## Brief
Beginning with the line that contains "-1.22 | 0.42 |" in the material below, print each line exactly until the line that contains "Correlated steps freeze" has been printed, then stop.

BEGIN The data

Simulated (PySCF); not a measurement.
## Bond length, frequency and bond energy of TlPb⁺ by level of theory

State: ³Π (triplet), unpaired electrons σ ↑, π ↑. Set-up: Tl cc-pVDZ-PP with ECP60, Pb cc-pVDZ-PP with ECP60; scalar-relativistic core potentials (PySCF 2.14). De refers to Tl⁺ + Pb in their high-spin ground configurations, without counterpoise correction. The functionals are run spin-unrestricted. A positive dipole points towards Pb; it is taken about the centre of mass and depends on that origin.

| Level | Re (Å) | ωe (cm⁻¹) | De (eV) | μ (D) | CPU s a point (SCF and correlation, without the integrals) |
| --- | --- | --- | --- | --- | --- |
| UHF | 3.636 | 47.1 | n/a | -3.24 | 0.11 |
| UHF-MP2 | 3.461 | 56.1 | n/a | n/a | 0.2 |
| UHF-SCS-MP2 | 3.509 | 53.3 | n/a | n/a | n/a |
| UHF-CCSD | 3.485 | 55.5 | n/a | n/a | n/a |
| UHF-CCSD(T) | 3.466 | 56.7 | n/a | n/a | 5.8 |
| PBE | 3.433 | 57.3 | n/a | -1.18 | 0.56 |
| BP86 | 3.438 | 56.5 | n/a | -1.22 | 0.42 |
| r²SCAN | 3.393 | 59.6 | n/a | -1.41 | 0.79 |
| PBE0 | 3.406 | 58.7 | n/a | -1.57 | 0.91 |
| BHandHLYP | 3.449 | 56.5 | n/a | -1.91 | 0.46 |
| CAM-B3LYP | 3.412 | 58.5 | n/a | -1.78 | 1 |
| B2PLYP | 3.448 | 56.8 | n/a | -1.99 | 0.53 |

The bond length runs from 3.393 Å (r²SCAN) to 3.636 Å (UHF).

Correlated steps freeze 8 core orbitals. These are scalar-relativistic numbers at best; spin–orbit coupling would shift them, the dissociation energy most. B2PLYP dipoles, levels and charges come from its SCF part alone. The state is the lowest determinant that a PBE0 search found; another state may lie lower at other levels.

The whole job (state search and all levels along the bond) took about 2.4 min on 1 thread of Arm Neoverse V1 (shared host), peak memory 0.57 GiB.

END The data

## Result
| BP86 | 3.438 | 56.5 | n/a | -1.22 | 0.42 |
| r²SCAN | 3.393 | 59.6 | n/a | -1.41 | 0.79 |
| PBE0 | 3.406 | 58.7 | n/a | -1.57 | 0.91 |
| BHandHLYP | 3.449 | 56.5 | n/a | -1.91 | 0.46 |
| CAM-B3LYP | 3.412 | 58.5 | n/a | -1.78 | 1 |
| B2PLYP | 3.448 | 56.8 | n/a | -1.99 | 0.53 |

The bond length runs from 3.393 Å (r²SCAN) to 3.636 Å (UHF).

Correlated steps freeze 8 core orbitals. These are scalar-relativistic numbers at best; spin–orbit coupling would shift them, the dissociation energy most. B2PLYP dipoles, levels and charges come from its SCF part alone. The state is the lowest determinant that a PBE0 search found; another state may lie lower at other levels.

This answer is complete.